Work instruction:
Restate word for word the lines that begin the listing and end with the line holding "- method: classical".

Record extracts:
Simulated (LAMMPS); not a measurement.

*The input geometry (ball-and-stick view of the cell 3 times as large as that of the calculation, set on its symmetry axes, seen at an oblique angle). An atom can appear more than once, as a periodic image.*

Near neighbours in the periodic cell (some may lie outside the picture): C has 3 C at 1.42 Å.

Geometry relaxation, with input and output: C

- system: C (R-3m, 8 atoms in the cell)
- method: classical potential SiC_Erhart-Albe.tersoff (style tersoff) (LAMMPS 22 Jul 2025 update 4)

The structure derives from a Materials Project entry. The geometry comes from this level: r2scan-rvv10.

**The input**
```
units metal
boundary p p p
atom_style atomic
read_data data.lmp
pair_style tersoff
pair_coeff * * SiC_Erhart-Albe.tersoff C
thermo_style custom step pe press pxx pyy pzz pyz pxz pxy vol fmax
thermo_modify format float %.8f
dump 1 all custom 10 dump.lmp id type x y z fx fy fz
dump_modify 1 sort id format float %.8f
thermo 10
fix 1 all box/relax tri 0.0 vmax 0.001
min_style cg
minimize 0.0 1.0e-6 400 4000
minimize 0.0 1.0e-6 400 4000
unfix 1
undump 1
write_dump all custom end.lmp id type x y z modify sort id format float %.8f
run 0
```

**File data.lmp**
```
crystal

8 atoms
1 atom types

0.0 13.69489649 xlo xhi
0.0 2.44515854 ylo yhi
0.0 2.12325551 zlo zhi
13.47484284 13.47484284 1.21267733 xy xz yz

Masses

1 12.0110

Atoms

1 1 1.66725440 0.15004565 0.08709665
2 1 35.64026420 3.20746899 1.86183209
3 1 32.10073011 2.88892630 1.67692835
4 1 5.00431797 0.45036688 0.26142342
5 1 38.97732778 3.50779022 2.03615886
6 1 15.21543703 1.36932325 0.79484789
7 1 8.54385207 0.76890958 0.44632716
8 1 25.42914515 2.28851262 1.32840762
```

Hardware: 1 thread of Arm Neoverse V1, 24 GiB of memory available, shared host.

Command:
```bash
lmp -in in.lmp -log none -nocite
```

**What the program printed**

Response area:
Simulated (LAMMPS); not a measurement.

*The input geometry (ball-and-stick view of the cell 3 times as large as that of the calculation, set on its symmetry axes, seen at an oblique angle). An atom can appear more than once, as a periodic image.*

Near neighbours in the periodic cell (some may lie outside the picture): C has 3 C at 1.42 Å.

Geometry relaxation, with input and output: C

- system: C (R-3m, 8 atoms in the cell)
- method: classical potential SiC_Erhart-Albe.tersoff (style tersoff) (LAMMPS 22 Jul 2025 update 4)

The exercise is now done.